DATA RECORDS.
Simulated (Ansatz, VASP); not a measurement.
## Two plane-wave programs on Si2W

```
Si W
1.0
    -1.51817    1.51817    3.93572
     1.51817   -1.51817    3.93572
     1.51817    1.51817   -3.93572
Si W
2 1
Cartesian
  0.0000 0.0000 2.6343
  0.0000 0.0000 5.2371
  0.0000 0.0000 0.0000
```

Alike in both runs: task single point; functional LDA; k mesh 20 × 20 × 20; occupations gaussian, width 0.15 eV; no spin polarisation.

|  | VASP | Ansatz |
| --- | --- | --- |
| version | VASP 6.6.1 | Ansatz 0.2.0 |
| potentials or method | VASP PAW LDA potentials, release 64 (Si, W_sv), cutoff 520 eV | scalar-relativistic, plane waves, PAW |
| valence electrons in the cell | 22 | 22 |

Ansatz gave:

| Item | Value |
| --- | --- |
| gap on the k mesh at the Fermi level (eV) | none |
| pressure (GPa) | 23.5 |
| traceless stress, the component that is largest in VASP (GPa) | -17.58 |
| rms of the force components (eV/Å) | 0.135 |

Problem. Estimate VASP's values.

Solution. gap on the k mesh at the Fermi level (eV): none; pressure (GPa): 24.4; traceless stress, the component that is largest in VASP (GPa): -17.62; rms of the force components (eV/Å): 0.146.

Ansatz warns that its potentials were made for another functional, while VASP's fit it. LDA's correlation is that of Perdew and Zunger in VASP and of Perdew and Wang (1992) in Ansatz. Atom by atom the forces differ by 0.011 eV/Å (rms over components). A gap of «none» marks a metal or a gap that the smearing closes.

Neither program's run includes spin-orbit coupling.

WORK TASK.
Only the lines from the top of the data through the line that contains "Solution. gap on" should be quoted, exactly as they stand.

ANSWER BOX.
Simulated (Ansatz, VASP); not a measurement.
## Two plane-wave programs on Si2W

```
Si W
1.0
    -1.51817    1.51817    3.93572
     1.51817   -1.51817    3.93572
     1.51817    1.51817   -3.93572
Si W
2 1
Cartesian
  0.0000 0.0000 2.6343
  0.0000 0.0000 5.2371
  0.0000 0.0000 0.0000
```

Alike in both runs: task single point; functional LDA; k mesh 20 × 20 × 20; occupations gaussian, width 0.15 eV; no spin polarisation.

|  | VASP | Ansatz |
| --- | --- | --- |
| version | VASP 6.6.1 | Ansatz 0.2.0 |
| potentials or method | VASP PAW LDA potentials, release 64 (Si, W_sv), cutoff 520 eV | scalar-relativistic, plane waves, PAW |
| valence electrons in the cell | 22 | 22 |

Ansatz gave:

| Item | Value |
| --- | --- |
| gap on the k mesh at the Fermi level (eV) | none |
| pressure (GPa) | 23.5 |
| traceless stress, the component that is largest in VASP (GPa) | -17.58 |
| rms of the force components (eV/Å) | 0.135 |

Problem. Estimate VASP's values.

Solution. gap on the k mesh at the Fermi level (eV): none; pressure (GPa): 24.4; traceless stress, the component that is largest in VASP (GPa): -17.62; rms of the force components (eV/Å): 0.146.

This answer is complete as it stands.